* [MATERIAL SHOWN]
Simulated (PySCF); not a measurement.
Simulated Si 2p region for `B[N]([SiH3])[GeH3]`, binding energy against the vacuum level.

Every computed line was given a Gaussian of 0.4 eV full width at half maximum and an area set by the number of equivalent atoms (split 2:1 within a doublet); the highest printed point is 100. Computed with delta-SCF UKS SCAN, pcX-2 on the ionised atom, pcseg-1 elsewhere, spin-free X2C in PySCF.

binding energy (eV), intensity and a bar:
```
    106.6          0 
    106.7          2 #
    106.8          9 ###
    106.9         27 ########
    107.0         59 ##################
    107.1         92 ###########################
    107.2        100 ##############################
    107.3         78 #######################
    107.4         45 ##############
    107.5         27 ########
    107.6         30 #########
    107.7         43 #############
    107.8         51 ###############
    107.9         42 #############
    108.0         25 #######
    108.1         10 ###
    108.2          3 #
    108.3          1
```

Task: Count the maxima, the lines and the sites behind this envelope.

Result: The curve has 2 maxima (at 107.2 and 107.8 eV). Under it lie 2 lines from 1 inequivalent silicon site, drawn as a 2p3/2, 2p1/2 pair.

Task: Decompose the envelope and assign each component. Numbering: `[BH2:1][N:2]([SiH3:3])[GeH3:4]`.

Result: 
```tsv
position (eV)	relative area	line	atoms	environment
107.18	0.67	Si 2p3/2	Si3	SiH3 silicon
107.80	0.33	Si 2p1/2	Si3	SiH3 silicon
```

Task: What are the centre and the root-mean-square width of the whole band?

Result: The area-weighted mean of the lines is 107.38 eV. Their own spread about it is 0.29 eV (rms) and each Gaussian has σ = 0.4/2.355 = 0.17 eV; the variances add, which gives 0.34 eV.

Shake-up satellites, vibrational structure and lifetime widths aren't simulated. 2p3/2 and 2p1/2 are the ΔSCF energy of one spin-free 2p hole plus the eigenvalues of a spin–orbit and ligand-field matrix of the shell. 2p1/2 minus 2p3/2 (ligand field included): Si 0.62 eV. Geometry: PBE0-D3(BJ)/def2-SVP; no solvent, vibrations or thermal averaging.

* [EXERCISE]
Transcribe the lines from the first line of the records through the line that contains "Result: The area-weighted", both included, and add nothing else.

* [ANSWER BOX]
Simulated (PySCF); not a measurement.
Simulated Si 2p region for `B[N]([SiH3])[GeH3]`, binding energy against the vacuum level.

Every computed line was given a Gaussian of 0.4 eV full width at half maximum and an area set by the number of equivalent atoms (split 2:1 within a doublet); the highest printed point is 100. Computed with delta-SCF UKS SCAN, pcX-2 on the ionised atom, pcseg-1 elsewhere, spin-free X2C in PySCF.

binding energy (eV), intensity and a bar:
```
    106.6          0 
    106.7          2 #
    106.8          9 ###
    106.9         27 ########
    107.0         59 ##################
    107.1         92 ###########################
    107.2        100 ##############################
    107.3         78 #######################
    107.4         45 ##############
    107.5         27 ########
    107.6         30 #########
    107.7         43 #############
    107.8         51 ###############
    107.9         42 #############
    108.0         25 #######
    108.1         10 ###
    108.2          3 #
    108.3          1
```

Task: Count the maxima, the lines and the sites behind this envelope.

Result: The curve has 2 maxima (at 107.2 and 107.8 eV). Under it lie 2 lines from 1 inequivalent silicon site, drawn as a 2p3/2, 2p1/2 pair.

Task: Decompose the envelope and assign each component. Numbering: `[BH2:1][N:2]([SiH3:3])[GeH3:4]`.

Result: 
```tsv
position (eV)	relative area	line	atoms	environment
107.18	0.67	Si 2p3/2	Si3	SiH3 silicon
107.80	0.33	Si 2p1/2	Si3	SiH3 silicon
```

Task: What are the centre and the root-mean-square width of the whole band?

Result: The area-weighted mean of the lines is 107.38 eV. Their own spread about it is 0.29 eV (rms) and each Gaussian has σ = 0.4/2.355 = 0.17 eV; the variances add, which gives 0.34 eV.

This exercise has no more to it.